— Activity —
Write out once more the lines running from the top of the entries below to the line with "2.37 | +0.033 |", both ends included.

━━━━━━━━━━━━━━━━━━━━

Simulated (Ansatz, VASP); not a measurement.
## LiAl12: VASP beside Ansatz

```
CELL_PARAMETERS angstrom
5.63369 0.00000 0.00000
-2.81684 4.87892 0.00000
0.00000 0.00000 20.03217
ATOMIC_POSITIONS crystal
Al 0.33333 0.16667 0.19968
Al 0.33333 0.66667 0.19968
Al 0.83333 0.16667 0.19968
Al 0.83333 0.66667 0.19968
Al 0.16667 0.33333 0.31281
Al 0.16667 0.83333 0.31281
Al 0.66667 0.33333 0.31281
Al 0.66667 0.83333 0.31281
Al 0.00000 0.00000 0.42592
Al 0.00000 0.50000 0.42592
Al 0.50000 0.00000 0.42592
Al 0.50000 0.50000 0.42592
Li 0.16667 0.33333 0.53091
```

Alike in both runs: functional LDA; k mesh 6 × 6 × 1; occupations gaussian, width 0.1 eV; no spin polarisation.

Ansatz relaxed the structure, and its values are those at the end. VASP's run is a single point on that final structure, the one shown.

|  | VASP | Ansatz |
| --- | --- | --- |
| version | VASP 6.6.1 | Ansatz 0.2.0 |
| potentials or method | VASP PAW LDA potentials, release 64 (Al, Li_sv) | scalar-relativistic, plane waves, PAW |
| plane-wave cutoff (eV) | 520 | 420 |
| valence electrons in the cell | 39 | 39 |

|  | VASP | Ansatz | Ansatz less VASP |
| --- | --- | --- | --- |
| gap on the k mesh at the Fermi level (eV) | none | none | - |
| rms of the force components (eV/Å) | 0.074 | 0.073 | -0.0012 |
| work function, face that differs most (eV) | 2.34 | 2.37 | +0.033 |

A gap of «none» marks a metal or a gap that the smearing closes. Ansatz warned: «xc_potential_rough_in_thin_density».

━━━━━━━━━━━━━━━━━━━━

— Answer area —
Simulated (Ansatz, VASP); not a measurement.
## LiAl12: VASP beside Ansatz

```
CELL_PARAMETERS angstrom
5.63369 0.00000 0.00000
-2.81684 4.87892 0.00000
0.00000 0.00000 20.03217
ATOMIC_POSITIONS crystal
Al 0.33333 0.16667 0.19968
Al 0.33333 0.66667 0.19968
Al 0.83333 0.16667 0.19968
Al 0.83333 0.66667 0.19968
Al 0.16667 0.33333 0.31281
Al 0.16667 0.83333 0.31281
Al 0.66667 0.33333 0.31281
Al 0.66667 0.83333 0.31281
Al 0.00000 0.00000 0.42592
Al 0.00000 0.50000 0.42592
Al 0.50000 0.00000 0.42592
Al 0.50000 0.50000 0.42592
Li 0.16667 0.33333 0.53091
```

Alike in both runs: functional LDA; k mesh 6 × 6 × 1; occupations gaussian, width 0.1 eV; no spin polarisation.

Ansatz relaxed the structure, and its values are those at the end. VASP's run is a single point on that final structure, the one shown.

|  | VASP | Ansatz |
| --- | --- | --- |
| version | VASP 6.6.1 | Ansatz 0.2.0 |
| potentials or method | VASP PAW LDA potentials, release 64 (Al, Li_sv) | scalar-relativistic, plane waves, PAW |
| plane-wave cutoff (eV) | 520 | 420 |
| valence electrons in the cell | 39 | 39 |

|  | VASP | Ansatz | Ansatz less VASP |
| --- | --- | --- | --- |
| gap on the k mesh at the Fermi level (eV) | none | none | - |
| rms of the force components (eV/Å) | 0.074 | 0.073 | -0.0012 |
| work function, face that differs most (eV) | 2.34 | 2.37 | +0.033 |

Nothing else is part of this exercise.